Work request
Your task is to transcribe the entries below exactly, from their first line down to the line containing "## (1) The relaxed structure", and to stop there.

==============================

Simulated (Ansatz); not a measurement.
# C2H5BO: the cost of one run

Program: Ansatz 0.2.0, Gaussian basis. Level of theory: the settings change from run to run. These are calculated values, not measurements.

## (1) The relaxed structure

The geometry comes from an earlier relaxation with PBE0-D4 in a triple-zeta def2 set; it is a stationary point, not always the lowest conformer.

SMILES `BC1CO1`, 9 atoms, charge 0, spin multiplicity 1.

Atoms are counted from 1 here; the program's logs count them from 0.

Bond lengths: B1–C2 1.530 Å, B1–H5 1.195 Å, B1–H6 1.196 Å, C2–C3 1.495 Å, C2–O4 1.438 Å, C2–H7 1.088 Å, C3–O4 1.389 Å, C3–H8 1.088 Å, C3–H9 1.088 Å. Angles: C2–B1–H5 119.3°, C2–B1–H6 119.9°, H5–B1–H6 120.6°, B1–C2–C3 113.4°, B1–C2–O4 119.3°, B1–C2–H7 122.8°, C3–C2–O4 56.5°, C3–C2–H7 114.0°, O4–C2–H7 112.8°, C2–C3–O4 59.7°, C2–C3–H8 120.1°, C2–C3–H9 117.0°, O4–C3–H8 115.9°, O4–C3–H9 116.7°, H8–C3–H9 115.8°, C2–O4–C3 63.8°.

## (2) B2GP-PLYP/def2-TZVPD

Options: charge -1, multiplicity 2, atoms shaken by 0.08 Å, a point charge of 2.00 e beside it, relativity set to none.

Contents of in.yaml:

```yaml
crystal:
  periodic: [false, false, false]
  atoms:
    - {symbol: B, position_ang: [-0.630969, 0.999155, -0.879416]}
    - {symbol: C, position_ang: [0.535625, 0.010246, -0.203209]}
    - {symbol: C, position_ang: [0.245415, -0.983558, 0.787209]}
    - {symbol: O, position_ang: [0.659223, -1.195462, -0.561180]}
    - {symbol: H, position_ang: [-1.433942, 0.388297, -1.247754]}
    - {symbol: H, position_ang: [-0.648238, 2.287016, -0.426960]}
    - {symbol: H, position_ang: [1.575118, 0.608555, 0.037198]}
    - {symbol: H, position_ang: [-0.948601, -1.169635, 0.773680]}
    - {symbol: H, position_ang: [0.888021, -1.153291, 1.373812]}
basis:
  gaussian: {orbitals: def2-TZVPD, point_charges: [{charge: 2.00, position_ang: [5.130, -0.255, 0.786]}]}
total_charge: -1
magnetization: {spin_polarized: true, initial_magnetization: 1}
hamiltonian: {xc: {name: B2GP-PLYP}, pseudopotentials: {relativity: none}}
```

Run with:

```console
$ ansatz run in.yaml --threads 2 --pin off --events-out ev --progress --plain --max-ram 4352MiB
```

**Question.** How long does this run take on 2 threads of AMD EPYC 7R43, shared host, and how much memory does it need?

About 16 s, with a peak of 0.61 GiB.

==============================

Exercise result
Simulated (Ansatz); not a measurement.
# C2H5BO: the cost of one run

Program: Ansatz 0.2.0, Gaussian basis. Level of theory: the settings change from run to run. These are calculated values, not measurements.

## (1) The relaxed structure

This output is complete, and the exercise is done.